• [Data under study]
--- START ---

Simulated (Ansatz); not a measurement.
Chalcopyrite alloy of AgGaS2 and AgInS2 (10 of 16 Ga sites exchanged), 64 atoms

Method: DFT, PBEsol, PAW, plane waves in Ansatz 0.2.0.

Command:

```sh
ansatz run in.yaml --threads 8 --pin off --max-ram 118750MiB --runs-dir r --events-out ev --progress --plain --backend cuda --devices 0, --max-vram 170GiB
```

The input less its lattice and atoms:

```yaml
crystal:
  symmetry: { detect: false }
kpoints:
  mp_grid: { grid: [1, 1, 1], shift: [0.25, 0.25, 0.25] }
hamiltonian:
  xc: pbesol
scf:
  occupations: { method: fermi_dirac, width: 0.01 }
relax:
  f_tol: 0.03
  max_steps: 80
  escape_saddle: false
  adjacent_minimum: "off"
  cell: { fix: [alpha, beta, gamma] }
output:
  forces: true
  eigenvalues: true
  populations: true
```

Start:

--- END ---

• [Work request]
Retype all the data. Nothing may be left out or altered.

• [Task output]
Simulated (Ansatz); not a measurement.
Chalcopyrite alloy of AgGaS2 and AgInS2 (10 of 16 Ga sites exchanged), 64 atoms

Method: DFT, PBEsol, PAW, plane waves in Ansatz 0.2.0.

Command:

```sh
ansatz run in.yaml --threads 8 --pin off --max-ram 118750MiB --runs-dir r --events-out ev --progress --plain --backend cuda --devices 0, --max-vram 170GiB
```

The input less its lattice and atoms:

```yaml
crystal:
  symmetry: { detect: false }
kpoints:
  mp_grid: { grid: [1, 1, 1], shift: [0.25, 0.25, 0.25] }
hamiltonian:
  xc: pbesol
scf:
  occupations: { method: fermi_dirac, width: 0.01 }
relax:
  f_tol: 0.03
  max_steps: 80
  escape_saddle: false
  adjacent_minimum: "off"
  cell: { fix: [alpha, beta, gamma] }
output:
  forces: true
  eigenvalues: true
  populations: true
```

Start:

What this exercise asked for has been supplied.